(Dataset entries)
---*---
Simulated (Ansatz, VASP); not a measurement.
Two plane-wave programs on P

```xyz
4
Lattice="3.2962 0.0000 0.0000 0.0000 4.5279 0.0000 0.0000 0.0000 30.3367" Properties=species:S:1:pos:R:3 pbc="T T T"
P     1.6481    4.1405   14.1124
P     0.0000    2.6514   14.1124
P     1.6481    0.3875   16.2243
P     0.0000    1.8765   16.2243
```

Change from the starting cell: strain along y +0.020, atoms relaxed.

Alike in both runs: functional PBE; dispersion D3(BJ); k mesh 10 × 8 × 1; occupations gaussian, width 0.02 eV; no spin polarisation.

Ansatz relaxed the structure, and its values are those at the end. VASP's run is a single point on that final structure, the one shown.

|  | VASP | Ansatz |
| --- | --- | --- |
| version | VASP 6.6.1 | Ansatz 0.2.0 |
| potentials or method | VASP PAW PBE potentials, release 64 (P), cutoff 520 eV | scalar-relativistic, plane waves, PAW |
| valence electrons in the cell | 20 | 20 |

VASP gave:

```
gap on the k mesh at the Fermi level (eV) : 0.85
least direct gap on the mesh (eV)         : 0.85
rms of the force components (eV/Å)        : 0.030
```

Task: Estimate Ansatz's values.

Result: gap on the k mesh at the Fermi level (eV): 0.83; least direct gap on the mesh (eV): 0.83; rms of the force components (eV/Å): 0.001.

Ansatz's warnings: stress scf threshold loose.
---*---

(Requirement) Look above for the line that contains "Ansatz relaxed the". Starting there, transcribe every line exactly until you have copied the line that contains "Result: gap on".

(Task answer)
Ansatz relaxed the structure, and its values are those at the end. VASP's run is a single point on that final structure, the one shown.

|  | VASP | Ansatz |
| --- | --- | --- |
| version | VASP 6.6.1 | Ansatz 0.2.0 |
| potentials or method | VASP PAW PBE potentials, release 64 (P), cutoff 520 eV | scalar-relativistic, plane waves, PAW |
| valence electrons in the cell | 20 | 20 |

VASP gave:

```
gap on the k mesh at the Fermi level (eV) : 0.85
least direct gap on the mesh (eV)         : 0.85
rms of the force components (eV/Å)        : 0.030
```

Task: Estimate Ansatz's values.

Result: gap on the k mesh at the Fermi level (eV): 0.83; least direct gap on the mesh (eV): 0.83; rms of the force components (eV/Å): 0.001.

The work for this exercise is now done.